* _WORK TASK_: Each record that follows must be reproduced exactly.

○ ○ ○
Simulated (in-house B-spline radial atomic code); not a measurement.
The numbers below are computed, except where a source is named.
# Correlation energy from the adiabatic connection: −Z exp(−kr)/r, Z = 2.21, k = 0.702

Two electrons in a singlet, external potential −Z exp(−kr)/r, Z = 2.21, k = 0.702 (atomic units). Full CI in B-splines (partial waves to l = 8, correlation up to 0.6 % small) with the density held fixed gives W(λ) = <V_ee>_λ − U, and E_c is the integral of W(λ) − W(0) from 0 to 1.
○ ○ ○

* _EXERCISE RESPONSE_:
Simulated (in-house B-spline radial atomic code); not a measurement.
The numbers below are computed, except where a source is named.
# Correlation energy from the adiabatic connection: −Z exp(−kr)/r, Z = 2.21, k = 0.702

Two electrons in a singlet, external potential −Z exp(−kr)/r, Z = 2.21, k = 0.702 (atomic units). Full CI in B-splines (partial waves to l = 8, correlation up to 0.6 % small) with the density held fixed gives W(λ) = <V_ee>_λ − U, and E_c is the integral of W(λ) − W(0) from 0 to 1.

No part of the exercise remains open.